> **Activity**
An exact copy of the data below is required; return it in full.

> **Dataset excerpts**
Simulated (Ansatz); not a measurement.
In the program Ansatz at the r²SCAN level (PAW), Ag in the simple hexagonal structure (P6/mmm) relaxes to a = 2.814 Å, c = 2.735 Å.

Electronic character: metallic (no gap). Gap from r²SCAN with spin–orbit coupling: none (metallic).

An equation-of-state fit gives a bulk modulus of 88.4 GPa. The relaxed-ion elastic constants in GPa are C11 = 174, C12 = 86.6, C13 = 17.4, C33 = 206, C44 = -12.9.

> **Expected answer**
Simulated (Ansatz); not a measurement.
In the program Ansatz at the r²SCAN level (PAW), Ag in the simple hexagonal structure (P6/mmm) relaxes to a = 2.814 Å, c = 2.735 Å.

Electronic character: metallic (no gap). Gap from r²SCAN with spin–orbit coupling: none (metallic).

An equation-of-state fit gives a bulk modulus of 88.4 GPa. The relaxed-ion elastic constants in GPa are C11 = 174, C12 = 86.6, C13 = 17.4, C33 = 206, C44 = -12.9.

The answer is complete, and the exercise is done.